▶ [Assigned task]
Retype the records exactly, with nothing added or dropped.

▶ [Listed records]
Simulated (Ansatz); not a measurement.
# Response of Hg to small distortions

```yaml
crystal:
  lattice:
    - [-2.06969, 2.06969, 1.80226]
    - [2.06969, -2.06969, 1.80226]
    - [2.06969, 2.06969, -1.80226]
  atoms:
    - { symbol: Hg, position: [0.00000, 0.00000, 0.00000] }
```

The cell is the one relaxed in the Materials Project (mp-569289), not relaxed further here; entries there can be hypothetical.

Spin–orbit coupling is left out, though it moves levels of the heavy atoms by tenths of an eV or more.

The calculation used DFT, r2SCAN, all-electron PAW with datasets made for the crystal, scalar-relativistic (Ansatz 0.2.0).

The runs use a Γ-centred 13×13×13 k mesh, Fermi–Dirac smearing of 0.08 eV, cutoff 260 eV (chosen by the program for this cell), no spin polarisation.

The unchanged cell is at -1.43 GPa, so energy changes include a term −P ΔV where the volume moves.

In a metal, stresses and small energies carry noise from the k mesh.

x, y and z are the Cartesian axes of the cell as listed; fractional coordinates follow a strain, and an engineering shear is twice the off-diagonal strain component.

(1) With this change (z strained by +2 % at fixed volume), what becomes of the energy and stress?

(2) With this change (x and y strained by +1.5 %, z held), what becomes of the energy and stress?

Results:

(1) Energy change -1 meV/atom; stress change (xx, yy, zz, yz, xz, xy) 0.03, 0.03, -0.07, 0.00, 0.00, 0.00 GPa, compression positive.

▶ [Task solution]
Simulated (Ansatz); not a measurement.
# Response of Hg to small distortions

```yaml
crystal:
  lattice:
    - [-2.06969, 2.06969, 1.80226]
    - [2.06969, -2.06969, 1.80226]
    - [2.06969, 2.06969, -1.80226]
  atoms:
    - { symbol: Hg, position: [0.00000, 0.00000, 0.00000] }
```

The cell is the one relaxed in the Materials Project (mp-569289), not relaxed further here; entries there can be hypothetical.

Spin–orbit coupling is left out, though it moves levels of the heavy atoms by tenths of an eV or more.

The calculation used DFT, r2SCAN, all-electron PAW with datasets made for the crystal, scalar-relativistic (Ansatz 0.2.0).

The runs use a Γ-centred 13×13×13 k mesh, Fermi–Dirac smearing of 0.08 eV, cutoff 260 eV (chosen by the program for this cell), no spin polarisation.

The unchanged cell is at -1.43 GPa, so energy changes include a term −P ΔV where the volume moves.

In a metal, stresses and small energies carry noise from the k mesh.

x, y and z are the Cartesian axes of the cell as listed; fractional coordinates follow a strain, and an engineering shear is twice the off-diagonal strain component.

(1) With this change (z strained by +2 % at fixed volume), what becomes of the energy and stress?

(2) With this change (x and y strained by +1.5 %, z held), what becomes of the energy and stress?

Results:

(1) Energy change -1 meV/atom; stress change (xx, yy, zz, yz, xz, xy) 0.03, 0.03, -0.07, 0.00, 0.00, 0.00 GPa, compression positive.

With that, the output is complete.